- [RECORD EXCERPTS]

::::::::::

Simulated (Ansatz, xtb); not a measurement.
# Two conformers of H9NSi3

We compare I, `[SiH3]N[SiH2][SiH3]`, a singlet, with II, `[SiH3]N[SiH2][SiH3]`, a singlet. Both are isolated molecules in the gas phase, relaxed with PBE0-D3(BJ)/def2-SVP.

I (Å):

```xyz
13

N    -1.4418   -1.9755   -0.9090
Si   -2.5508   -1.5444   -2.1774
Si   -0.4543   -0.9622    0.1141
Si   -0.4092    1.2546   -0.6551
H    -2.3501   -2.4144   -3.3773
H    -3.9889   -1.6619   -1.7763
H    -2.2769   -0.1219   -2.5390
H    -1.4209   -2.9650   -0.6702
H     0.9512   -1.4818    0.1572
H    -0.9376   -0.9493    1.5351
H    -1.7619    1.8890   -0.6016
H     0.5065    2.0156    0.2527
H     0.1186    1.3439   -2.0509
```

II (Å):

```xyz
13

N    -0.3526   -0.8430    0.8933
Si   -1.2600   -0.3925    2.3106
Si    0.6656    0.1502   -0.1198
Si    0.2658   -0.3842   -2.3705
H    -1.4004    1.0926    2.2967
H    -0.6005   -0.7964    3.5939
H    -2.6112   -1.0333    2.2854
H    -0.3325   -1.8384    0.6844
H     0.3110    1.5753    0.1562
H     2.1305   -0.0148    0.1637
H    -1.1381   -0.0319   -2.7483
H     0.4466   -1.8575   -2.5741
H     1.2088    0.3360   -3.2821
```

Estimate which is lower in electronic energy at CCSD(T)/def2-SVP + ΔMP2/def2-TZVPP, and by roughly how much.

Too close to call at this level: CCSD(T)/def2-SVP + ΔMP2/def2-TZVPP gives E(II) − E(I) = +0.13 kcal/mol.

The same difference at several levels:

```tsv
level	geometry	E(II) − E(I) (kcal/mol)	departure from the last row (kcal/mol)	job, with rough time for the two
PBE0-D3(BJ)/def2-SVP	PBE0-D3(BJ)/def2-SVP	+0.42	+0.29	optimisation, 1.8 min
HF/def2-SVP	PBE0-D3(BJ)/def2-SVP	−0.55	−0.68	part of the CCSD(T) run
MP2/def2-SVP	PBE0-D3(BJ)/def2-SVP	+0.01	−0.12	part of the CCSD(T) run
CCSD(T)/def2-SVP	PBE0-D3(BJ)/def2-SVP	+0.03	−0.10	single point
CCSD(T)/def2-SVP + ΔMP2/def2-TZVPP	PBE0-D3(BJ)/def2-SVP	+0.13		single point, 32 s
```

::::::::::

- [TASK ITEM] Nothing but the lines from the start of the data through the line holding "The same difference" should be restated, and each one exactly.

- [ANSWER SPACE]
Simulated (Ansatz, xtb); not a measurement.
# Two conformers of H9NSi3

We compare I, `[SiH3]N[SiH2][SiH3]`, a singlet, with II, `[SiH3]N[SiH2][SiH3]`, a singlet. Both are isolated molecules in the gas phase, relaxed with PBE0-D3(BJ)/def2-SVP.

I (Å):

```xyz
13

N    -1.4418   -1.9755   -0.9090
Si   -2.5508   -1.5444   -2.1774
Si   -0.4543   -0.9622    0.1141
Si   -0.4092    1.2546   -0.6551
H    -2.3501   -2.4144   -3.3773
H    -3.9889   -1.6619   -1.7763
H    -2.2769   -0.1219   -2.5390
H    -1.4209   -2.9650   -0.6702
H     0.9512   -1.4818    0.1572
H    -0.9376   -0.9493    1.5351
H    -1.7619    1.8890   -0.6016
H     0.5065    2.0156    0.2527
H     0.1186    1.3439   -2.0509
```

II (Å):

```xyz
13

N    -0.3526   -0.8430    0.8933
Si   -1.2600   -0.3925    2.3106
Si    0.6656    0.1502   -0.1198
Si    0.2658   -0.3842   -2.3705
H    -1.4004    1.0926    2.2967
H    -0.6005   -0.7964    3.5939
H    -2.6112   -1.0333    2.2854
H    -0.3325   -1.8384    0.6844
H     0.3110    1.5753    0.1562
H     2.1305   -0.0148    0.1637
H    -1.1381   -0.0319   -2.7483
H     0.4466   -1.8575   -2.5741
H     1.2088    0.3360   -3.2821
```

Estimate which is lower in electronic energy at CCSD(T)/def2-SVP + ΔMP2/def2-TZVPP, and by roughly how much.

Too close to call at this level: CCSD(T)/def2-SVP + ΔMP2/def2-TZVPP gives E(II) − E(I) = +0.13 kcal/mol.

The same difference at several levels:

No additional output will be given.